Requirement: Word for word, reproduce each entry.

Data listing:
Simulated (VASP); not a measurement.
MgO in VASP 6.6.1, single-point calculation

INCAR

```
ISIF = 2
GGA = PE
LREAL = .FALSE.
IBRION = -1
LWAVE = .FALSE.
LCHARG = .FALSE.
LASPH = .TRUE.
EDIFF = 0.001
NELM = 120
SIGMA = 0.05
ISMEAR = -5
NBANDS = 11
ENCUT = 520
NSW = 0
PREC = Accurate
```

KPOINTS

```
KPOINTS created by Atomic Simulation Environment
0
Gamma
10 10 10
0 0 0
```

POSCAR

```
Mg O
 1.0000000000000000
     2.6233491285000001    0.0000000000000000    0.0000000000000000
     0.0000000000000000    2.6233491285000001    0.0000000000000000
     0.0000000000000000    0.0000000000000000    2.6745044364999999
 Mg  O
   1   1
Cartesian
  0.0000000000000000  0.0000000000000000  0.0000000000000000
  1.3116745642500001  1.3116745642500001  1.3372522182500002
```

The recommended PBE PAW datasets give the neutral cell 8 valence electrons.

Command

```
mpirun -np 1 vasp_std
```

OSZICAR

Written solution:
Simulated (VASP); not a measurement.
MgO in VASP 6.6.1, single-point calculation

INCAR

```
ISIF = 2
GGA = PE
LREAL = .FALSE.
IBRION = -1
LWAVE = .FALSE.
LCHARG = .FALSE.
LASPH = .TRUE.
EDIFF = 0.001
NELM = 120
SIGMA = 0.05
ISMEAR = -5
NBANDS = 11
ENCUT = 520
NSW = 0
PREC = Accurate
```

KPOINTS

```
KPOINTS created by Atomic Simulation Environment
0
Gamma
10 10 10
0 0 0
```

POSCAR

```
Mg O
 1.0000000000000000
     2.6233491285000001    0.0000000000000000    0.0000000000000000
     0.0000000000000000    2.6233491285000001    0.0000000000000000
     0.0000000000000000    0.0000000000000000    2.6745044364999999
 Mg  O
   1   1
Cartesian
  0.0000000000000000  0.0000000000000000  0.0000000000000000
  1.3116745642500001  1.3116745642500001  1.3372522182500002
```

The recommended PBE PAW datasets give the neutral cell 8 valence electrons.

Command

```
mpirun -np 1 vasp_std
```

OSZICAR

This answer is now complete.